The records below need copying. Match each line exactly.

**********

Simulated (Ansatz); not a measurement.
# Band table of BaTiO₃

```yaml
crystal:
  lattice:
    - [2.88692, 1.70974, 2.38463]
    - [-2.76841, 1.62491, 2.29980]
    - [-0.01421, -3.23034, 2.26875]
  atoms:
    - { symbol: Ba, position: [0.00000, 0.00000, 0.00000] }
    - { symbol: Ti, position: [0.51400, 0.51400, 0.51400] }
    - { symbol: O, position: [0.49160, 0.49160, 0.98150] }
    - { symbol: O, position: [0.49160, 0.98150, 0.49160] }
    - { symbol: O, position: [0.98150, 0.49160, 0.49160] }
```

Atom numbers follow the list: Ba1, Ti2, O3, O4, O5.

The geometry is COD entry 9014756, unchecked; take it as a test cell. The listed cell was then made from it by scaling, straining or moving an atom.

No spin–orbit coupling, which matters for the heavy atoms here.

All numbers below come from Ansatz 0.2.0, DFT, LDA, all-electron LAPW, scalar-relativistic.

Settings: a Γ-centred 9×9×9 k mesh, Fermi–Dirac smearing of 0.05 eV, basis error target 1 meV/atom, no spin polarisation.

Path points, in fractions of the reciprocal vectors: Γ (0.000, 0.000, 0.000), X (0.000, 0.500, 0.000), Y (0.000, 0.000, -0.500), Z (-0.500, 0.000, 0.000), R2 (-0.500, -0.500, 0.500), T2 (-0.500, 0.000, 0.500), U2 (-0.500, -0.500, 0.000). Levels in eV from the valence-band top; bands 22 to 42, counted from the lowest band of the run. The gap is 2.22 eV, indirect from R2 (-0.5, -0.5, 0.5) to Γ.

**********

EXERCISE RESPONSE:
Simulated (Ansatz); not a measurement.
# Band table of BaTiO₃

```yaml
crystal:
  lattice:
    - [2.88692, 1.70974, 2.38463]
    - [-2.76841, 1.62491, 2.29980]
    - [-0.01421, -3.23034, 2.26875]
  atoms:
    - { symbol: Ba, position: [0.00000, 0.00000, 0.00000] }
    - { symbol: Ti, position: [0.51400, 0.51400, 0.51400] }
    - { symbol: O, position: [0.49160, 0.49160, 0.98150] }
    - { symbol: O, position: [0.49160, 0.98150, 0.49160] }
    - { symbol: O, position: [0.98150, 0.49160, 0.49160] }
```

Atom numbers follow the list: Ba1, Ti2, O3, O4, O5.

The geometry is COD entry 9014756, unchecked; take it as a test cell. The listed cell was then made from it by scaling, straining or moving an atom.

No spin–orbit coupling, which matters for the heavy atoms here.

All numbers below come from Ansatz 0.2.0, DFT, LDA, all-electron LAPW, scalar-relativistic.

Settings: a Γ-centred 9×9×9 k mesh, Fermi–Dirac smearing of 0.05 eV, basis error target 1 meV/atom, no spin polarisation.

Path points, in fractions of the reciprocal vectors: Γ (0.000, 0.000, 0.000), X (0.000, 0.500, 0.000), Y (0.000, 0.000, -0.500), Z (-0.500, 0.000, 0.000), R2 (-0.500, -0.500, 0.500), T2 (-0.500, 0.000, 0.500), U2 (-0.500, -0.500, 0.000). Levels in eV from the valence-band top; bands 22 to 42, counted from the lowest band of the run. The gap is 2.22 eV, indirect from R2 (-0.5, -0.5, 0.5) to Γ.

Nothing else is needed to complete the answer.